## [Listed entries]
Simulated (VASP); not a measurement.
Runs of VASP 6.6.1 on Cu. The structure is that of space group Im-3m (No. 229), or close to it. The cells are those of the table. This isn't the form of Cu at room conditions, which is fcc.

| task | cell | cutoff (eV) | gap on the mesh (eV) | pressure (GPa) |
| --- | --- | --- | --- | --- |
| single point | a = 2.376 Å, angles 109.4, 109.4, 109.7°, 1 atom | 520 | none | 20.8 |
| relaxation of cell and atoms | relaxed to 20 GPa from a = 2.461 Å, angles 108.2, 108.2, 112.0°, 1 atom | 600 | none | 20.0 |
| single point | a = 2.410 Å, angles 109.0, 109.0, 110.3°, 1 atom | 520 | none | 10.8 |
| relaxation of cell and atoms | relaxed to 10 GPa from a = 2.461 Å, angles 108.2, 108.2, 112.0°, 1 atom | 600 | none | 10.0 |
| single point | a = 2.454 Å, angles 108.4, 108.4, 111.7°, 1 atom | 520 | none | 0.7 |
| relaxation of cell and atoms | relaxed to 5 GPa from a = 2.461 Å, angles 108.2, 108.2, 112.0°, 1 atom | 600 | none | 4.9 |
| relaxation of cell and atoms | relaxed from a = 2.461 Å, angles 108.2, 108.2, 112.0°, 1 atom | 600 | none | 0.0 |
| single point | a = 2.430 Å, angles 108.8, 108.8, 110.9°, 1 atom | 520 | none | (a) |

## [Task item]
Copy the whole listing down exactly.

## [Your response]
Simulated (VASP); not a measurement.
Runs of VASP 6.6.1 on Cu. The structure is that of space group Im-3m (No. 229), or close to it. The cells are those of the table. This isn't the form of Cu at room conditions, which is fcc.

| task | cell | cutoff (eV) | gap on the mesh (eV) | pressure (GPa) |
| --- | --- | --- | --- | --- |
| single point | a = 2.376 Å, angles 109.4, 109.4, 109.7°, 1 atom | 520 | none | 20.8 |
| relaxation of cell and atoms | relaxed to 20 GPa from a = 2.461 Å, angles 108.2, 108.2, 112.0°, 1 atom | 600 | none | 20.0 |
| single point | a = 2.410 Å, angles 109.0, 109.0, 110.3°, 1 atom | 520 | none | 10.8 |
| relaxation of cell and atoms | relaxed to 10 GPa from a = 2.461 Å, angles 108.2, 108.2, 112.0°, 1 atom | 600 | none | 10.0 |
| single point | a = 2.454 Å, angles 108.4, 108.4, 111.7°, 1 atom | 520 | none | 0.7 |
| relaxation of cell and atoms | relaxed to 5 GPa from a = 2.461 Å, angles 108.2, 108.2, 112.0°, 1 atom | 600 | none | 4.9 |
| relaxation of cell and atoms | relaxed from a = 2.461 Å, angles 108.2, 108.2, 112.0°, 1 atom | 600 | none | 0.0 |
| single point | a = 2.430 Å, angles 108.8, 108.8, 110.9°, 1 atom | 520 | none | (a) |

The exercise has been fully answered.